WORK TASK –
Every record must come back exactly as given.

━━ DATASET RECORDS ━━

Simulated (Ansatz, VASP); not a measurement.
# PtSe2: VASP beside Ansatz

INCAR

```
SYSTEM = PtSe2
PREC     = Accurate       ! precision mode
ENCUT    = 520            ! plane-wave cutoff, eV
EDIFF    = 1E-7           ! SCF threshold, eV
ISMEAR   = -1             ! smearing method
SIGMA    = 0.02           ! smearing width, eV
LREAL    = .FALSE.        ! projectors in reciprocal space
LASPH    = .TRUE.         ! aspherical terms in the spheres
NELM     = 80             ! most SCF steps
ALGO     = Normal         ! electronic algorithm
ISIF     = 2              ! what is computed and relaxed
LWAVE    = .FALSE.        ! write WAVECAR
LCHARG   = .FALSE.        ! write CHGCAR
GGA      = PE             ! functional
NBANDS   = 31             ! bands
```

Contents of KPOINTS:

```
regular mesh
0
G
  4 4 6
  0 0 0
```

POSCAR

━━━

YOUR SOLUTION –
Simulated (Ansatz, VASP); not a measurement.
# PtSe2: VASP beside Ansatz

INCAR

```
SYSTEM = PtSe2
PREC     = Accurate       ! precision mode
ENCUT    = 520            ! plane-wave cutoff, eV
EDIFF    = 1E-7           ! SCF threshold, eV
ISMEAR   = -1             ! smearing method
SIGMA    = 0.02           ! smearing width, eV
LREAL    = .FALSE.        ! projectors in reciprocal space
LASPH    = .TRUE.         ! aspherical terms in the spheres
NELM     = 80             ! most SCF steps
ALGO     = Normal         ! electronic algorithm
ISIF     = 2              ! what is computed and relaxed
LWAVE    = .FALSE.        ! write WAVECAR
LCHARG   = .FALSE.        ! write CHGCAR
GGA      = PE             ! functional
NBANDS   = 31             ! bands
```

Contents of KPOINTS:

```
regular mesh
0
G
  4 4 6
  0 0 0
```

POSCAR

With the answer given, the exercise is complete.